» ENTRIES SUPPLIED:
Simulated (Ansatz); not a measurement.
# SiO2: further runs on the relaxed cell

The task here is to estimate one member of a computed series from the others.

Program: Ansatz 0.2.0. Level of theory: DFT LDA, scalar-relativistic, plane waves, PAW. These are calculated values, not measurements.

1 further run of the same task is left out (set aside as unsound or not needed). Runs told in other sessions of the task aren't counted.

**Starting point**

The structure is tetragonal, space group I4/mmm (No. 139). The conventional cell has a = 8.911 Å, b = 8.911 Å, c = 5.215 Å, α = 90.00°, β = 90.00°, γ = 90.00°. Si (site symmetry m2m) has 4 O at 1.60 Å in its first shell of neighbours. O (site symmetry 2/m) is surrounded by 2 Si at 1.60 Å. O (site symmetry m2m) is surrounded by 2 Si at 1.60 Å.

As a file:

» WORK REQUEST: What the task asks for is a word-for-word repeat of the lines above, from the first through the one containing "The structure is".

» ANSWER BOX:
Simulated (Ansatz); not a measurement.
# SiO2: further runs on the relaxed cell

The task here is to estimate one member of a computed series from the others.

Program: Ansatz 0.2.0. Level of theory: DFT LDA, scalar-relativistic, plane waves, PAW. These are calculated values, not measurements.

1 further run of the same task is left out (set aside as unsound or not needed). Runs told in other sessions of the task aren't counted.

**Starting point**

The structure is tetragonal, space group I4/mmm (No. 139). The conventional cell has a = 8.911 Å, b = 8.911 Å, c = 5.215 Å, α = 90.00°, β = 90.00°, γ = 90.00°. Si (site symmetry m2m) has 4 O at 1.60 Å in its first shell of neighbours. O (site symmetry 2/m) is surrounded by 2 Si at 1.60 Å. O (site symmetry m2m) is surrounded by 2 Si at 1.60 Å.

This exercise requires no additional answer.